◆ Recorded information ◆
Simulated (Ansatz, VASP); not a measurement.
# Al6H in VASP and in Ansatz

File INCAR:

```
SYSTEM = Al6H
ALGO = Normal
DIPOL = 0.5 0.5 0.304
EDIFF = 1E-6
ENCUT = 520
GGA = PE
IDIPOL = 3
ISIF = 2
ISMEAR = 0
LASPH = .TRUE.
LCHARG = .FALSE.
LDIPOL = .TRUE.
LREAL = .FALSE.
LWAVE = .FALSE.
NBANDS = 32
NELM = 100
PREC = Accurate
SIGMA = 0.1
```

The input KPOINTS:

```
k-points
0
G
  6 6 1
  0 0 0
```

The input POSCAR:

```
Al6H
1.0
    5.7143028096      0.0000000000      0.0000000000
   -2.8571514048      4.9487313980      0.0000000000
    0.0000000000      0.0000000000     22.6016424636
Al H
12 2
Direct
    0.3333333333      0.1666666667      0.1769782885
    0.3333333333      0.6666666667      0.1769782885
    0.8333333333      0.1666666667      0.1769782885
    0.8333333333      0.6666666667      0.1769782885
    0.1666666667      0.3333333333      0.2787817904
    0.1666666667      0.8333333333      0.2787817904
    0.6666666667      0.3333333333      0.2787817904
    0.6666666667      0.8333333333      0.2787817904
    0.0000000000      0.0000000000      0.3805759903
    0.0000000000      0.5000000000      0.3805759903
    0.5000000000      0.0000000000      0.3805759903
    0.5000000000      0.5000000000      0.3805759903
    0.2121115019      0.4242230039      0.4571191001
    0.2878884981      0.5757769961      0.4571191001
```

◆ Work instruction ◆
Nothing in the entries should be skipped. Output them all exactly.

◆ Task response ◆
Simulated (Ansatz, VASP); not a measurement.
# Al6H in VASP and in Ansatz

File INCAR:

```
SYSTEM = Al6H
ALGO = Normal
DIPOL = 0.5 0.5 0.304
EDIFF = 1E-6
ENCUT = 520
GGA = PE
IDIPOL = 3
ISIF = 2
ISMEAR = 0
LASPH = .TRUE.
LCHARG = .FALSE.
LDIPOL = .TRUE.
LREAL = .FALSE.
LWAVE = .FALSE.
NBANDS = 32
NELM = 100
PREC = Accurate
SIGMA = 0.1
```

The input KPOINTS:

```
k-points
0
G
  6 6 1
  0 0 0
```

The input POSCAR:

```
Al6H
1.0
    5.7143028096      0.0000000000      0.0000000000
   -2.8571514048      4.9487313980      0.0000000000
    0.0000000000      0.0000000000     22.6016424636
Al H
12 2
Direct
    0.3333333333      0.1666666667      0.1769782885
    0.3333333333      0.6666666667      0.1769782885
    0.8333333333      0.1666666667      0.1769782885
    0.8333333333      0.6666666667      0.1769782885
    0.1666666667      0.3333333333      0.2787817904
    0.1666666667      0.8333333333      0.2787817904
    0.6666666667      0.3333333333      0.2787817904
    0.6666666667      0.8333333333      0.2787817904
    0.0000000000      0.0000000000      0.3805759903
    0.0000000000      0.5000000000      0.3805759903
    0.5000000000      0.0000000000      0.3805759903
    0.5000000000      0.5000000000      0.3805759903
    0.2121115019      0.4242230039      0.4571191001
    0.2878884981      0.5757769961      0.4571191001
```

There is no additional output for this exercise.